◆ ◆ ◆ ◆ ◆ ◆ ◆

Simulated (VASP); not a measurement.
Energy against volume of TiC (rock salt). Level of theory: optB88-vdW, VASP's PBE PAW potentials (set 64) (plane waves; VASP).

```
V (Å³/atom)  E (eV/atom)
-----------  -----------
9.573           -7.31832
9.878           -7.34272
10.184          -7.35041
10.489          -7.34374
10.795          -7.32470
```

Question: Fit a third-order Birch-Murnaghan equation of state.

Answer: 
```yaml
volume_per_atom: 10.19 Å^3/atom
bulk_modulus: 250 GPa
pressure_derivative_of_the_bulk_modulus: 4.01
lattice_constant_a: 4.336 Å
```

◆ ◆ ◆ ◆ ◆ ◆ ◆

* [Task item] Could you return all the data above exactly as it appears?

* [Result]
Simulated (VASP); not a measurement.
Energy against volume of TiC (rock salt). Level of theory: optB88-vdW, VASP's PBE PAW potentials (set 64) (plane waves; VASP).

```
V (Å³/atom)  E (eV/atom)
-----------  -----------
9.573           -7.31832
9.878           -7.34272
10.184          -7.35041
10.489          -7.34374
10.795          -7.32470
```

Question: Fit a third-order Birch-Murnaghan equation of state.

Answer: 
```yaml
volume_per_atom: 10.19 Å^3/atom
bulk_modulus: 250 GPa
pressure_derivative_of_the_bulk_modulus: 4.01
lattice_constant_a: 4.336 Å
```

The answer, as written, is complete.